--- Data section Enclosed Below ---

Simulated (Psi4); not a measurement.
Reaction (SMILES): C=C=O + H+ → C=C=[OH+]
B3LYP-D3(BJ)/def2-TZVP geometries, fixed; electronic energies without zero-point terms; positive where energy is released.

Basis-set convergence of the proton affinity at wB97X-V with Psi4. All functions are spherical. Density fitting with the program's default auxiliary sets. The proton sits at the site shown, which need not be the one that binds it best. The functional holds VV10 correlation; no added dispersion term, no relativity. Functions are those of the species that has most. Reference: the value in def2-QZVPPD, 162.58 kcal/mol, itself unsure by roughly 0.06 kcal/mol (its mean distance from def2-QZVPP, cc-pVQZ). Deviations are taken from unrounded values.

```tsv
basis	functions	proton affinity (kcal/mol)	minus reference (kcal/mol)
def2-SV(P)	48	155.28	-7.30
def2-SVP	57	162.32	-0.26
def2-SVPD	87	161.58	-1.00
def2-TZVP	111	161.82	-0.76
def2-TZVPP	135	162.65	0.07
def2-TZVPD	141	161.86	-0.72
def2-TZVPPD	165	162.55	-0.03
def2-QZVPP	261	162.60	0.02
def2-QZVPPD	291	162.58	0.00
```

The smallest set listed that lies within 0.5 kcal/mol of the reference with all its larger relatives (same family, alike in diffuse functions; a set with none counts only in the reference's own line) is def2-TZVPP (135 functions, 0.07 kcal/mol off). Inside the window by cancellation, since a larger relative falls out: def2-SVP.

--- End of Enclosed Data section ---

Work item: Return the lines of the listing above exactly as they appear, starting with the first and stopping after the line that holds "B3LYP-D3(BJ)/def2-TZVP geometries, fixed;".

Task response:
Simulated (Psi4); not a measurement.
Reaction (SMILES): C=C=O + H+ → C=C=[OH+]
B3LYP-D3(BJ)/def2-TZVP geometries, fixed; electronic energies without zero-point terms; positive where energy is released.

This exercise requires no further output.